• Data extracts
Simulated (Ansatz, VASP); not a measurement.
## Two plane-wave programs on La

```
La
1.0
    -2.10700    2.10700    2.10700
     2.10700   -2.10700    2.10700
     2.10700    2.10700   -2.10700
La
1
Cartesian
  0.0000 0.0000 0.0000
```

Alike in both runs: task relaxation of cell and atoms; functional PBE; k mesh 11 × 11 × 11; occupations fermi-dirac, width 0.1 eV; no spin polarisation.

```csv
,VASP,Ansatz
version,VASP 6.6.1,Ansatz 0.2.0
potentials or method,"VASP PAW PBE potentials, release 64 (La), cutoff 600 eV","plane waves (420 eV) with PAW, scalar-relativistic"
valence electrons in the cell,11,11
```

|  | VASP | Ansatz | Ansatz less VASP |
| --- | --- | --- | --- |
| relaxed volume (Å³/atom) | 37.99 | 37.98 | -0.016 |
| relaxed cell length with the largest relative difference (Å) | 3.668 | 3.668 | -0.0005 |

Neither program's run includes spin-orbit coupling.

• Work item
Repeat the material in full. Change nothing.

• Task solution
Simulated (Ansatz, VASP); not a measurement.
## Two plane-wave programs on La

```
La
1.0
    -2.10700    2.10700    2.10700
     2.10700   -2.10700    2.10700
     2.10700    2.10700   -2.10700
La
1
Cartesian
  0.0000 0.0000 0.0000
```

Alike in both runs: task relaxation of cell and atoms; functional PBE; k mesh 11 × 11 × 11; occupations fermi-dirac, width 0.1 eV; no spin polarisation.

```csv
,VASP,Ansatz
version,VASP 6.6.1,Ansatz 0.2.0
potentials or method,"VASP PAW PBE potentials, release 64 (La), cutoff 600 eV","plane waves (420 eV) with PAW, scalar-relativistic"
valence electrons in the cell,11,11
```

|  | VASP | Ansatz | Ansatz less VASP |
| --- | --- | --- | --- |
| relaxed volume (Å³/atom) | 37.99 | 37.98 | -0.016 |
| relaxed cell length with the largest relative difference (Å) | 3.668 | 3.668 | -0.0005 |

Neither program's run includes spin-orbit coupling.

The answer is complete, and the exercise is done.